:: Brief ::
Could you write out the lines below exactly, beginning with the first and finishing with the one that contains "0.0199 | -0.132 |"?

━━━━
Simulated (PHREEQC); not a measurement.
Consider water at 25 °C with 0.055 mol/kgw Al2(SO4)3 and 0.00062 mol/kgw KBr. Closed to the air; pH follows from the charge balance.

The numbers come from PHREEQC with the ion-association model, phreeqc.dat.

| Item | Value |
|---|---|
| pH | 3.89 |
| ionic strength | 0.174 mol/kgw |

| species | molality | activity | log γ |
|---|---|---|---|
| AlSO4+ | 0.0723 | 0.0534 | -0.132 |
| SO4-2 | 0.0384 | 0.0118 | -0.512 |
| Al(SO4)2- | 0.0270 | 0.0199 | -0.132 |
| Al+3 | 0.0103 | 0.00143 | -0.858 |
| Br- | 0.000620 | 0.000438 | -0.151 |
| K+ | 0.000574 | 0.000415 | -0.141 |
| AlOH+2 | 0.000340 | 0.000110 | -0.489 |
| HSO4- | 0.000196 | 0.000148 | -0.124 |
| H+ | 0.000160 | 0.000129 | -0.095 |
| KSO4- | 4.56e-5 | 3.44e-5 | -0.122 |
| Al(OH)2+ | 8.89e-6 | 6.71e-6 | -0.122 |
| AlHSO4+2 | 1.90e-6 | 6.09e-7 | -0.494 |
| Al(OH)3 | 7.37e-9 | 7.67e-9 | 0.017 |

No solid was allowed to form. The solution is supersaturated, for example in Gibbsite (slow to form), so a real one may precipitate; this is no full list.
━━━━

:: Worked solution ::
Simulated (PHREEQC); not a measurement.
Consider water at 25 °C with 0.055 mol/kgw Al2(SO4)3 and 0.00062 mol/kgw KBr. Closed to the air; pH follows from the charge balance.

The numbers come from PHREEQC with the ion-association model, phreeqc.dat.

| Item | Value |
|---|---|
| pH | 3.89 |
| ionic strength | 0.174 mol/kgw |

| species | molality | activity | log γ |
|---|---|---|---|
| AlSO4+ | 0.0723 | 0.0534 | -0.132 |
| SO4-2 | 0.0384 | 0.0118 | -0.512 |
| Al(SO4)2- | 0.0270 | 0.0199 | -0.132 |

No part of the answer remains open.